WORK ITEM:
All entries given below are to be returned word for word.

INFORMATION SUPPLIED:
▼
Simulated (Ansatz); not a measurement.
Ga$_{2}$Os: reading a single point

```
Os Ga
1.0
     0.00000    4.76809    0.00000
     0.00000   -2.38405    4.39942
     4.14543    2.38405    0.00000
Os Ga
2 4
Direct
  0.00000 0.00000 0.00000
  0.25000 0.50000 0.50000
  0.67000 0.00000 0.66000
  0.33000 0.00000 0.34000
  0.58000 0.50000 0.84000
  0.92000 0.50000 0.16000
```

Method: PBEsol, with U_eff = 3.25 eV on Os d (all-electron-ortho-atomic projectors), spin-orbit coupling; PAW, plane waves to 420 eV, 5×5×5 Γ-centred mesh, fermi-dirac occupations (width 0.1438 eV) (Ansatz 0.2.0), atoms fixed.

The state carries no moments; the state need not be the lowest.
▲

YOUR RESPONSE:
Simulated (Ansatz); not a measurement.
Ga$_{2}$Os: reading a single point

```
Os Ga
1.0
     0.00000    4.76809    0.00000
     0.00000   -2.38405    4.39942
     4.14543    2.38405    0.00000
Os Ga
2 4
Direct
  0.00000 0.00000 0.00000
  0.25000 0.50000 0.50000
  0.67000 0.00000 0.66000
  0.33000 0.00000 0.34000
  0.58000 0.50000 0.84000
  0.92000 0.50000 0.16000
```

Method: PBEsol, with U_eff = 3.25 eV on Os d (all-electron-ortho-atomic projectors), spin-orbit coupling; PAW, plane waves to 420 eV, 5×5×5 Γ-centred mesh, fermi-dirac occupations (width 0.1438 eV) (Ansatz 0.2.0), atoms fixed.

The state carries no moments; the state need not be the lowest.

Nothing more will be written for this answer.